## Listed entries
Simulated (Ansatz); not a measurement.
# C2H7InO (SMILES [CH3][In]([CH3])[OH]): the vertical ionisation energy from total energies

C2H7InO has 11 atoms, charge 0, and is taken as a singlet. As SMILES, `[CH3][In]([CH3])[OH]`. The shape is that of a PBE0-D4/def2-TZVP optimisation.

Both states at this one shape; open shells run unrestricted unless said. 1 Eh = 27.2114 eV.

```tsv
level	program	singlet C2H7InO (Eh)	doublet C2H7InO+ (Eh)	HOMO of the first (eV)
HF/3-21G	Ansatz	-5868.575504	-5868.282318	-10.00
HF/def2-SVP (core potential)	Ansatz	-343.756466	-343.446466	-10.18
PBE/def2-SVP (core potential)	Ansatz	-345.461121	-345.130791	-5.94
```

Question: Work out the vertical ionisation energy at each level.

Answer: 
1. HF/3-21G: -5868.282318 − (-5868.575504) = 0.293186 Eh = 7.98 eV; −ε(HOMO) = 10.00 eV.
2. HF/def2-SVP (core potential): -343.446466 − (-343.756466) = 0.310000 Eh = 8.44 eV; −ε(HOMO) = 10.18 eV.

## Work task
So that no detail is lost, give every line of the data again exactly.

## Task solution
Simulated (Ansatz); not a measurement.
# C2H7InO (SMILES [CH3][In]([CH3])[OH]): the vertical ionisation energy from total energies

C2H7InO has 11 atoms, charge 0, and is taken as a singlet. As SMILES, `[CH3][In]([CH3])[OH]`. The shape is that of a PBE0-D4/def2-TZVP optimisation.

Both states at this one shape; open shells run unrestricted unless said. 1 Eh = 27.2114 eV.

```tsv
level	program	singlet C2H7InO (Eh)	doublet C2H7InO+ (Eh)	HOMO of the first (eV)
HF/3-21G	Ansatz	-5868.575504	-5868.282318	-10.00
HF/def2-SVP (core potential)	Ansatz	-343.756466	-343.446466	-10.18
PBE/def2-SVP (core potential)	Ansatz	-345.461121	-345.130791	-5.94
```

Question: Work out the vertical ionisation energy at each level.

Answer: 
1. HF/3-21G: -5868.282318 − (-5868.575504) = 0.293186 Eh = 7.98 eV; −ε(HOMO) = 10.00 eV.
2. HF/def2-SVP (core potential): -343.446466 − (-343.756466) = 0.310000 Eh = 8.44 eV; −ε(HOMO) = 10.18 eV.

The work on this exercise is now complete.